-------- Records supplied

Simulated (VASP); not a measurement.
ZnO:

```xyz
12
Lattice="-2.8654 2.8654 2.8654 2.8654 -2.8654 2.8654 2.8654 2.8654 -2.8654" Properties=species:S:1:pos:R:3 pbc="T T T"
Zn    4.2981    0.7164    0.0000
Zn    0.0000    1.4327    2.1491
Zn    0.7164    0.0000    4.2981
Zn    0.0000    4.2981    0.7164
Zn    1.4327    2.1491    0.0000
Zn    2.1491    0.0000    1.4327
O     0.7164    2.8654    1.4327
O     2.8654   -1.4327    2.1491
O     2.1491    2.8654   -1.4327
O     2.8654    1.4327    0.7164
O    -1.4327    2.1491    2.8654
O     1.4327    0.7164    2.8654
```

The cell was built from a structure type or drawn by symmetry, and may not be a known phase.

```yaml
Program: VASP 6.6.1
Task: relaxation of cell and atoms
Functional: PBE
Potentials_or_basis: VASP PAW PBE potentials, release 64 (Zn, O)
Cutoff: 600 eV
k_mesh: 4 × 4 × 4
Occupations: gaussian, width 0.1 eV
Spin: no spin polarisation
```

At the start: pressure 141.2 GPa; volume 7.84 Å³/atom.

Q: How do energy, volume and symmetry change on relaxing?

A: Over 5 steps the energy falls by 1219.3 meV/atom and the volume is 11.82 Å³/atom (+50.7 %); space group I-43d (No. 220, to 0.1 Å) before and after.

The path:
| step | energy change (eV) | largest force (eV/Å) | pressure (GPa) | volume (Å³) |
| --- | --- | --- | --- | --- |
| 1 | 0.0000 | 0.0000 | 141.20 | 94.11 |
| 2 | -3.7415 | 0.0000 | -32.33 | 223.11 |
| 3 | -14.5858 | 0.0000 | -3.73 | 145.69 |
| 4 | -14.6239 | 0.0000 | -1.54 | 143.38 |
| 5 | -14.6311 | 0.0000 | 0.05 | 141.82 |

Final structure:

----------------

Task item ▸ What should be returned is the run of lines from the first line of the material through the line containing "Q: How do energy, volume", exact and inclusive, and nothing else.

Task answer ▸
Simulated (VASP); not a measurement.
ZnO:

```xyz
12
Lattice="-2.8654 2.8654 2.8654 2.8654 -2.8654 2.8654 2.8654 2.8654 -2.8654" Properties=species:S:1:pos:R:3 pbc="T T T"
Zn    4.2981    0.7164    0.0000
Zn    0.0000    1.4327    2.1491
Zn    0.7164    0.0000    4.2981
Zn    0.0000    4.2981    0.7164
Zn    1.4327    2.1491    0.0000
Zn    2.1491    0.0000    1.4327
O     0.7164    2.8654    1.4327
O     2.8654   -1.4327    2.1491
O     2.1491    2.8654   -1.4327
O     2.8654    1.4327    0.7164
O    -1.4327    2.1491    2.8654
O     1.4327    0.7164    2.8654
```

The cell was built from a structure type or drawn by symmetry, and may not be a known phase.

```yaml
Program: VASP 6.6.1
Task: relaxation of cell and atoms
Functional: PBE
Potentials_or_basis: VASP PAW PBE potentials, release 64 (Zn, O)
Cutoff: 600 eV
k_mesh: 4 × 4 × 4
Occupations: gaussian, width 0.1 eV
Spin: no spin polarisation
```

At the start: pressure 141.2 GPa; volume 7.84 Å³/atom.

Q: How do energy, volume and symmetry change on relaxing?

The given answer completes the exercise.